- **Work instruction**: Each entry below needs to be copied exactly, with nothing dropped.

- **Provided records**:
*****
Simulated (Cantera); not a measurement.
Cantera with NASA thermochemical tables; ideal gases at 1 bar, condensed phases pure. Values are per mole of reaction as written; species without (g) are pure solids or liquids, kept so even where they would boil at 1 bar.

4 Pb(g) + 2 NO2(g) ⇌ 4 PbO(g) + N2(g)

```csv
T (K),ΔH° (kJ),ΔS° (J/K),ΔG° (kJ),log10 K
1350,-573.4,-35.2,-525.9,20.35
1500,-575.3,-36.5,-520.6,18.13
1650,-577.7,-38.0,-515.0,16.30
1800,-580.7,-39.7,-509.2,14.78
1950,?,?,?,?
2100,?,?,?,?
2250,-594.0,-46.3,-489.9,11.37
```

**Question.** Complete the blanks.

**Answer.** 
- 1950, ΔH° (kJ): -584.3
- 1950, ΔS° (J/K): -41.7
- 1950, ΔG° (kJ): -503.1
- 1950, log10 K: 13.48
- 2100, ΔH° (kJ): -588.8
*****

- **Result**:
Simulated (Cantera); not a measurement.
Cantera with NASA thermochemical tables; ideal gases at 1 bar, condensed phases pure. Values are per mole of reaction as written; species without (g) are pure solids or liquids, kept so even where they would boil at 1 bar.

4 Pb(g) + 2 NO2(g) ⇌ 4 PbO(g) + N2(g)

```csv
T (K),ΔH° (kJ),ΔS° (J/K),ΔG° (kJ),log10 K
1350,-573.4,-35.2,-525.9,20.35
1500,-575.3,-36.5,-520.6,18.13
1650,-577.7,-38.0,-515.0,16.30
1800,-580.7,-39.7,-509.2,14.78
1950,?,?,?,?
2100,?,?,?,?
2250,-594.0,-46.3,-489.9,11.37
```

**Question.** Complete the blanks.

**Answer.** 
- 1950, ΔH° (kJ): -584.3
- 1950, ΔS° (J/K): -41.7
- 1950, ΔG° (kJ): -503.1
- 1950, log10 K: 13.48
- 2100, ΔH° (kJ): -588.8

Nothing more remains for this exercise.